[Required action]: For this exercise, reproduce the entries below exactly, but only from the line containing "width 0.02 eV |" through the line containing "Task: The run", both included.

[Provided material]:
◆ ◆ ◆ ◆ ◆ ◆ ◆

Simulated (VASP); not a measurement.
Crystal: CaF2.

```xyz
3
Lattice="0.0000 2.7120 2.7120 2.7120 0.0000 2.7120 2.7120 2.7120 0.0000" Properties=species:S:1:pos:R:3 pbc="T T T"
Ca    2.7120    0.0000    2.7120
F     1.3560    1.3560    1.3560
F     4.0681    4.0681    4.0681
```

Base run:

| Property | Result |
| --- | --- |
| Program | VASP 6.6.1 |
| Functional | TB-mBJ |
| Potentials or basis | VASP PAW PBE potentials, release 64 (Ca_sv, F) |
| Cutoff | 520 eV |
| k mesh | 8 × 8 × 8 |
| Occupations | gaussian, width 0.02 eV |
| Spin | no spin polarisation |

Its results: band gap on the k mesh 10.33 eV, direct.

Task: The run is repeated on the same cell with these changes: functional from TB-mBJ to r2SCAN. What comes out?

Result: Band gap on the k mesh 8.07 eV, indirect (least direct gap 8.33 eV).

◆ ◆ ◆ ◆ ◆ ◆ ◆

[Your solution]:
| Occupations | gaussian, width 0.02 eV |
| Spin | no spin polarisation |

Its results: band gap on the k mesh 10.33 eV, direct.

Task: The run is repeated on the same cell with these changes: functional from TB-mBJ to r2SCAN. What comes out?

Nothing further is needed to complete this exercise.